RECORD SET:
● ● ●
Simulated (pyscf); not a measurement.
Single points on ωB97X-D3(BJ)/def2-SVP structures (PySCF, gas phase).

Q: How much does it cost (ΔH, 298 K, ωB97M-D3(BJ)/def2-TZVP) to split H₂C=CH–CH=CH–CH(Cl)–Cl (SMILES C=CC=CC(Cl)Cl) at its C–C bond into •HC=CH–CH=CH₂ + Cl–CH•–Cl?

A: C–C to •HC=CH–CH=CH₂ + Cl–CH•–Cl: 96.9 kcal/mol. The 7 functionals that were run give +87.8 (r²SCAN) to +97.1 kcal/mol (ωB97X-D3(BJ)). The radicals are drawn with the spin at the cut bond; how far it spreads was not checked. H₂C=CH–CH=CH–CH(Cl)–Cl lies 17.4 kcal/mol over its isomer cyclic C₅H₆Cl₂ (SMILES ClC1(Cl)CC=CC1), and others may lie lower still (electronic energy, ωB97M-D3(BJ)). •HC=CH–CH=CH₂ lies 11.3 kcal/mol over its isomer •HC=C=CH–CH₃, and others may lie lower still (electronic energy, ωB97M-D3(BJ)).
● ● ●

WORK REQUEST: Look above for the line with "Single points on" and the line with "Q: How much". Retype those two lines and every line between them exactly, adding nothing.

TASK ANSWER:
Single points on ωB97X-D3(BJ)/def2-SVP structures (PySCF, gas phase).

Q: How much does it cost (ΔH, 298 K, ωB97M-D3(BJ)/def2-TZVP) to split H₂C=CH–CH=CH–CH(Cl)–Cl (SMILES C=CC=CC(Cl)Cl) at its C–C bond into •HC=CH–CH=CH₂ + Cl–CH•–Cl?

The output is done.